DATA EXTRACT:
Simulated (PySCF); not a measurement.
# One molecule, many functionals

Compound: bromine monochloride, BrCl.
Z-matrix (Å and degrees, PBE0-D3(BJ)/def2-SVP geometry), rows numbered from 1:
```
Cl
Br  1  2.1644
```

ACTION ITEM:
Please return all of the records exactly as they appear.

WRITTEN RESPONSE:
Simulated (PySCF); not a measurement.
# One molecule, many functionals

Compound: bromine monochloride, BrCl.
Z-matrix (Å and degrees, PBE0-D3(BJ)/def2-SVP geometry), rows numbered from 1:
```
Cl
Br  1  2.1644
```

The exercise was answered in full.